*WORK ORDER*. Once the line containing "A k mesh can" has been printed, stop; print every line before it exactly, starting at the top of the material below.

*DATA*.
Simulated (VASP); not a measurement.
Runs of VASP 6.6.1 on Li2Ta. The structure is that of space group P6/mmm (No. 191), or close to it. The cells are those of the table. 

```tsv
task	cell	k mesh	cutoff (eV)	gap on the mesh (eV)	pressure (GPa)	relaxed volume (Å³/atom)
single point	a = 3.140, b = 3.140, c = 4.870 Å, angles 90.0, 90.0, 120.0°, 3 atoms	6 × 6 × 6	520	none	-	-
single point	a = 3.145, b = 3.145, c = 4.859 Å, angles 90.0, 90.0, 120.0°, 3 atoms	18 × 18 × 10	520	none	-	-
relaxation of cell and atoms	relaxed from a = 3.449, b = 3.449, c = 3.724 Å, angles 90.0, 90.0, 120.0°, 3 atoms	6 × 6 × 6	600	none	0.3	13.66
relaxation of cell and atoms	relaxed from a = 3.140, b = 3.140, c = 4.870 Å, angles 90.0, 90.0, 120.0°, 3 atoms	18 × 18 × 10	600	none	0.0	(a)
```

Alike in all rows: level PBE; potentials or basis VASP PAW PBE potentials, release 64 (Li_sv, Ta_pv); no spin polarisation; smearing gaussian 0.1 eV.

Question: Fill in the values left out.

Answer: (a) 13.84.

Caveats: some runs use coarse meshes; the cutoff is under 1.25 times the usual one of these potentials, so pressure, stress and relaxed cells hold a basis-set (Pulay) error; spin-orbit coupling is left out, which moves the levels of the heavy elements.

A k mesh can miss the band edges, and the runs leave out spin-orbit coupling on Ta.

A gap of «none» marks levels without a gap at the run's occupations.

*RESPONSE*.
Simulated (VASP); not a measurement.
Runs of VASP 6.6.1 on Li2Ta. The structure is that of space group P6/mmm (No. 191), or close to it. The cells are those of the table. 

```tsv
task	cell	k mesh	cutoff (eV)	gap on the mesh (eV)	pressure (GPa)	relaxed volume (Å³/atom)
single point	a = 3.140, b = 3.140, c = 4.870 Å, angles 90.0, 90.0, 120.0°, 3 atoms	6 × 6 × 6	520	none	-	-
single point	a = 3.145, b = 3.145, c = 4.859 Å, angles 90.0, 90.0, 120.0°, 3 atoms	18 × 18 × 10	520	none	-	-
relaxation of cell and atoms	relaxed from a = 3.449, b = 3.449, c = 3.724 Å, angles 90.0, 90.0, 120.0°, 3 atoms	6 × 6 × 6	600	none	0.3	13.66
relaxation of cell and atoms	relaxed from a = 3.140, b = 3.140, c = 4.870 Å, angles 90.0, 90.0, 120.0°, 3 atoms	18 × 18 × 10	600	none	0.0	(a)
```

Alike in all rows: level PBE; potentials or basis VASP PAW PBE potentials, release 64 (Li_sv, Ta_pv); no spin polarisation; smearing gaussian 0.1 eV.

Question: Fill in the values left out.

Answer: (a) 13.84.

Caveats: some runs use coarse meshes; the cutoff is under 1.25 times the usual one of these potentials, so pressure, stress and relaxed cells hold a basis-set (Pulay) error; spin-orbit coupling is left out, which moves the levels of the heavy elements.

A k mesh can miss the band edges, and the runs leave out spin-orbit coupling on Ta.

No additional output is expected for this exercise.